========================================

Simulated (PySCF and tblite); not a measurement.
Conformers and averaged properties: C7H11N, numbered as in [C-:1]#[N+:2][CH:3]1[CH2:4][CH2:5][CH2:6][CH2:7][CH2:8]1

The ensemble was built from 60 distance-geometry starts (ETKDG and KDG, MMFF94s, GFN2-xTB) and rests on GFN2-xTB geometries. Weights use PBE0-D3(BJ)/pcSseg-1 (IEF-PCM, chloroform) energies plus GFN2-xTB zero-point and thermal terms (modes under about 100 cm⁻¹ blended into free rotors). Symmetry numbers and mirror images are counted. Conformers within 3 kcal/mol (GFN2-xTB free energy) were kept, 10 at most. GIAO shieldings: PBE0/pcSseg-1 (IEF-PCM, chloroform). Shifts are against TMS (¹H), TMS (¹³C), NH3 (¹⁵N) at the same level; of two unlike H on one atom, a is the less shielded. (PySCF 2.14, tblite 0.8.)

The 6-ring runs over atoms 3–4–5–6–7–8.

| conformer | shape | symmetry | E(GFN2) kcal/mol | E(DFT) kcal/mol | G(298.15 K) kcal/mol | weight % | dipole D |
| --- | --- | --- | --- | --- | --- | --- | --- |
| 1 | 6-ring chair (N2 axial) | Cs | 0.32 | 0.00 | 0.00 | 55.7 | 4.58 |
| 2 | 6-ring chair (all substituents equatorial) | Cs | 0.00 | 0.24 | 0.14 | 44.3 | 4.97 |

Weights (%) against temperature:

========================================

(Exercise): At the first line of the material above, start reproducing each line exactly, and end with the line that holds "44.3 | 4.97 |", adding nothing.

(Your response):
Simulated (PySCF and tblite); not a measurement.
Conformers and averaged properties: C7H11N, numbered as in [C-:1]#[N+:2][CH:3]1[CH2:4][CH2:5][CH2:6][CH2:7][CH2:8]1

The ensemble was built from 60 distance-geometry starts (ETKDG and KDG, MMFF94s, GFN2-xTB) and rests on GFN2-xTB geometries. Weights use PBE0-D3(BJ)/pcSseg-1 (IEF-PCM, chloroform) energies plus GFN2-xTB zero-point and thermal terms (modes under about 100 cm⁻¹ blended into free rotors). Symmetry numbers and mirror images are counted. Conformers within 3 kcal/mol (GFN2-xTB free energy) were kept, 10 at most. GIAO shieldings: PBE0/pcSseg-1 (IEF-PCM, chloroform). Shifts are against TMS (¹H), TMS (¹³C), NH3 (¹⁵N) at the same level; of two unlike H on one atom, a is the less shielded. (PySCF 2.14, tblite 0.8.)

The 6-ring runs over atoms 3–4–5–6–7–8.

| conformer | shape | symmetry | E(GFN2) kcal/mol | E(DFT) kcal/mol | G(298.15 K) kcal/mol | weight % | dipole D |
| --- | --- | --- | --- | --- | --- | --- | --- |
| 1 | 6-ring chair (N2 axial) | Cs | 0.32 | 0.00 | 0.00 | 55.7 | 4.58 |
| 2 | 6-ring chair (all substituents equatorial) | Cs | 0.00 | 0.24 | 0.14 | 44.3 | 4.97 |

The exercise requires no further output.